For each line of the material, write out an exact copy.

Start of Data listing

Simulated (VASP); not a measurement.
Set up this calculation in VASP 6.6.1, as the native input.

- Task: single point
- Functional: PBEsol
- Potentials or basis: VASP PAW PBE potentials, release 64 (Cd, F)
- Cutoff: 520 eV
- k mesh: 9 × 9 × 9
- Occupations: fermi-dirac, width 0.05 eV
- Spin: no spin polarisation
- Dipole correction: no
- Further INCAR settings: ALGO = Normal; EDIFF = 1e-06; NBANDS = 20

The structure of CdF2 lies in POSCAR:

End of Data listing

## Your response
Simulated (VASP); not a measurement.
Set up this calculation in VASP 6.6.1, as the native input.

- Task: single point
- Functional: PBEsol
- Potentials or basis: VASP PAW PBE potentials, release 64 (Cd, F)
- Cutoff: 520 eV
- k mesh: 9 × 9 × 9
- Occupations: fermi-dirac, width 0.05 eV
- Spin: no spin polarisation
- Dipole correction: no
- Further INCAR settings: ALGO = Normal; EDIFF = 1e-06; NBANDS = 20

The structure of CdF2 lies in POSCAR:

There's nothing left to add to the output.